* * * * * * * * *

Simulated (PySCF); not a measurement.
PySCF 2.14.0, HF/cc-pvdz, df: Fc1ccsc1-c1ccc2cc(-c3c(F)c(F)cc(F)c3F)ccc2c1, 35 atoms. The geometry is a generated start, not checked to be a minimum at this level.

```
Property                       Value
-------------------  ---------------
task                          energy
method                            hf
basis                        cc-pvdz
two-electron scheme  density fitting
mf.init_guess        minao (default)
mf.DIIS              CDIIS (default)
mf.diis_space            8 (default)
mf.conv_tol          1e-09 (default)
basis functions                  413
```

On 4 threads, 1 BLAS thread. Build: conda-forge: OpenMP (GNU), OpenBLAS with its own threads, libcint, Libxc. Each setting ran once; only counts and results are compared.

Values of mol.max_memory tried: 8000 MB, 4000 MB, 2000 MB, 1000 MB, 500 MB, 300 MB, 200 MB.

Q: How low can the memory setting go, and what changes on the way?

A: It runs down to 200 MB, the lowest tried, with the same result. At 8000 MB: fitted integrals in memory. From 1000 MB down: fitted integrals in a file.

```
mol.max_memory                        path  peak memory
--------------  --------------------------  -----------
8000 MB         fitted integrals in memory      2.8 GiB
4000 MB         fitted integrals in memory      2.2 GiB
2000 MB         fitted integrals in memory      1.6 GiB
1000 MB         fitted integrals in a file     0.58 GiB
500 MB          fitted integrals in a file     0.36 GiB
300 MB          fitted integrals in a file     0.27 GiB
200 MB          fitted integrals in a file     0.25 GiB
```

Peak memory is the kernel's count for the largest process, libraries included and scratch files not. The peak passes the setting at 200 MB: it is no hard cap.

* * * * * * * * *

▶ [Action item]
Print only the lines from the top of the data above down to the line holding "On 4 threads, 1", inclusive.

▶ [Written response]
Simulated (PySCF); not a measurement.
PySCF 2.14.0, HF/cc-pvdz, df: Fc1ccsc1-c1ccc2cc(-c3c(F)c(F)cc(F)c3F)ccc2c1, 35 atoms. The geometry is a generated start, not checked to be a minimum at this level.

```
Property                       Value
-------------------  ---------------
task                          energy
method                            hf
basis                        cc-pvdz
two-electron scheme  density fitting
mf.init_guess        minao (default)
mf.DIIS              CDIIS (default)
mf.diis_space            8 (default)
mf.conv_tol          1e-09 (default)
basis functions                  413
```

On 4 threads, 1 BLAS thread. Build: conda-forge: OpenMP (GNU), OpenBLAS with its own threads, libcint, Libxc. Each setting ran once; only counts and results are compared.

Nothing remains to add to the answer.